> [Data under study]
★ ★ ★

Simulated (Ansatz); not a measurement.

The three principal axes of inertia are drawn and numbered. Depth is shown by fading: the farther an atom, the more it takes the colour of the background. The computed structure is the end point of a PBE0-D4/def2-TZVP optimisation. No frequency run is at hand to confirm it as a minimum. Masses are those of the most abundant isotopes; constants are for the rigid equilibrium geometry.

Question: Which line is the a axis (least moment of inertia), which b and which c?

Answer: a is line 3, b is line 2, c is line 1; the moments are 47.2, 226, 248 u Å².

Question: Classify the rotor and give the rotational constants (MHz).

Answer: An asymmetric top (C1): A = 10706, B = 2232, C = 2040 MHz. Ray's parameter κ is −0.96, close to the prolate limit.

★ ★ ★

> [Requirement]
Please give back all of the data exactly as it appears.

> [Answer space]
Simulated (Ansatz); not a measurement.

The three principal axes of inertia are drawn and numbered. Depth is shown by fading: the farther an atom, the more it takes the colour of the background. The computed structure is the end point of a PBE0-D4/def2-TZVP optimisation. No frequency run is at hand to confirm it as a minimum. Masses are those of the most abundant isotopes; constants are for the rigid equilibrium geometry.

Question: Which line is the a axis (least moment of inertia), which b and which c?

Answer: a is line 3, b is line 2, c is line 1; the moments are 47.2, 226, 248 u Å².

Question: Classify the rotor and give the rotational constants (MHz).

Answer: An asymmetric top (C1): A = 10706, B = 2232, C = 2040 MHz. Ray's parameter κ is −0.96, close to the prolate limit.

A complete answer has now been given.